### WORK INSTRUCTION
Entries follow. Set all of them down as they stand.

### EXCERPTED DATA
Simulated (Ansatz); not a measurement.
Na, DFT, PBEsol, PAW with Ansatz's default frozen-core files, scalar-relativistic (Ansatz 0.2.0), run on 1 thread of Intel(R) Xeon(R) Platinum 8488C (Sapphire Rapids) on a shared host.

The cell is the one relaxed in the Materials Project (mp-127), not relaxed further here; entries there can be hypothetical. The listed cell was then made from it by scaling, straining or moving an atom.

### TASK RESULT
Simulated (Ansatz); not a measurement.
Na, DFT, PBEsol, PAW with Ansatz's default frozen-core files, scalar-relativistic (Ansatz 0.2.0), run on 1 thread of Intel(R) Xeon(R) Platinum 8488C (Sapphire Rapids) on a shared host.

The cell is the one relaxed in the Materials Project (mp-127), not relaxed further here; entries there can be hypothetical. The listed cell was then made from it by scaling, straining or moving an atom.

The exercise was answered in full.